******************************

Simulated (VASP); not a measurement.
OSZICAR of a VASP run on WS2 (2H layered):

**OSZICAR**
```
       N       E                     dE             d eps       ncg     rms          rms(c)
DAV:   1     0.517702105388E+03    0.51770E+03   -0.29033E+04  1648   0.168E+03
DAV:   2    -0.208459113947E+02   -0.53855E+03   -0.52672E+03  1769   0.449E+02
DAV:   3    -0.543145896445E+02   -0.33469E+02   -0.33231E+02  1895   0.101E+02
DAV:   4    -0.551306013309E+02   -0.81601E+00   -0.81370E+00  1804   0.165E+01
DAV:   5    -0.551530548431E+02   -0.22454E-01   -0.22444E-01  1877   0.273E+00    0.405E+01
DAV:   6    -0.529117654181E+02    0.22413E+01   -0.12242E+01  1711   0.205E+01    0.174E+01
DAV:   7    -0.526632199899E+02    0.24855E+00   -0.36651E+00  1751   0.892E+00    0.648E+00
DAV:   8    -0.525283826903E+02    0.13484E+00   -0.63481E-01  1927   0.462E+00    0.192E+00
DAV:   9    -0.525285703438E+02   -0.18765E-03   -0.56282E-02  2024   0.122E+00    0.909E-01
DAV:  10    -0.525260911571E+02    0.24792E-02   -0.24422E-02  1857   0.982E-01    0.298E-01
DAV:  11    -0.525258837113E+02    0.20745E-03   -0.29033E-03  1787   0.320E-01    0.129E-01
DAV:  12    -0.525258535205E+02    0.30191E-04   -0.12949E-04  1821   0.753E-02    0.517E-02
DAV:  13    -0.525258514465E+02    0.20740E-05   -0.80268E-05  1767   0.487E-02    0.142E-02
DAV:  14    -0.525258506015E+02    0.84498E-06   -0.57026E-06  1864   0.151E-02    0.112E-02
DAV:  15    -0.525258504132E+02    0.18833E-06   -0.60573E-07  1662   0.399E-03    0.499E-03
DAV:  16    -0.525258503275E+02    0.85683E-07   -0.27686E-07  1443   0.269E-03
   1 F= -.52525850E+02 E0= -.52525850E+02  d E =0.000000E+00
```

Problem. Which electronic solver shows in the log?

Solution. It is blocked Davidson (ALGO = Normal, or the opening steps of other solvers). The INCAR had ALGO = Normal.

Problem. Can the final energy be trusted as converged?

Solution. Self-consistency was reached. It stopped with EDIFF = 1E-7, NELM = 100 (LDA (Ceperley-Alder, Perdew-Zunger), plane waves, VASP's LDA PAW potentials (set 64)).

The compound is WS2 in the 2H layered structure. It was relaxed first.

******************************

:: Task item ::
The lines to retype, exactly and only, run from the first line of the material through the line with "Solution. Self-consistency was".

:: Result ::
Simulated (VASP); not a measurement.
OSZICAR of a VASP run on WS2 (2H layered):

**OSZICAR**
```
       N       E                     dE             d eps       ncg     rms          rms(c)
DAV:   1     0.517702105388E+03    0.51770E+03   -0.29033E+04  1648   0.168E+03
DAV:   2    -0.208459113947E+02   -0.53855E+03   -0.52672E+03  1769   0.449E+02
DAV:   3    -0.543145896445E+02   -0.33469E+02   -0.33231E+02  1895   0.101E+02
DAV:   4    -0.551306013309E+02   -0.81601E+00   -0.81370E+00  1804   0.165E+01
DAV:   5    -0.551530548431E+02   -0.22454E-01   -0.22444E-01  1877   0.273E+00    0.405E+01
DAV:   6    -0.529117654181E+02    0.22413E+01   -0.12242E+01  1711   0.205E+01    0.174E+01
DAV:   7    -0.526632199899E+02    0.24855E+00   -0.36651E+00  1751   0.892E+00    0.648E+00
DAV:   8    -0.525283826903E+02    0.13484E+00   -0.63481E-01  1927   0.462E+00    0.192E+00
DAV:   9    -0.525285703438E+02   -0.18765E-03   -0.56282E-02  2024   0.122E+00    0.909E-01
DAV:  10    -0.525260911571E+02    0.24792E-02   -0.24422E-02  1857   0.982E-01    0.298E-01
DAV:  11    -0.525258837113E+02    0.20745E-03   -0.29033E-03  1787   0.320E-01    0.129E-01
DAV:  12    -0.525258535205E+02    0.30191E-04   -0.12949E-04  1821   0.753E-02    0.517E-02
DAV:  13    -0.525258514465E+02    0.20740E-05   -0.80268E-05  1767   0.487E-02    0.142E-02
DAV:  14    -0.525258506015E+02    0.84498E-06   -0.57026E-06  1864   0.151E-02    0.112E-02
DAV:  15    -0.525258504132E+02    0.18833E-06   -0.60573E-07  1662   0.399E-03    0.499E-03
DAV:  16    -0.525258503275E+02    0.85683E-07   -0.27686E-07  1443   0.269E-03
   1 F= -.52525850E+02 E0= -.52525850E+02  d E =0.000000E+00
```

Problem. Which electronic solver shows in the log?

Solution. It is blocked Davidson (ALGO = Normal, or the opening steps of other solvers). The INCAR had ALGO = Normal.

Problem. Can the final energy be trusted as converged?

Solution. Self-consistency was reached. It stopped with EDIFF = 1E-7, NELM = 100 (LDA (Ceperley-Alder, Perdew-Zunger), plane waves, VASP's LDA PAW potentials (set 64)).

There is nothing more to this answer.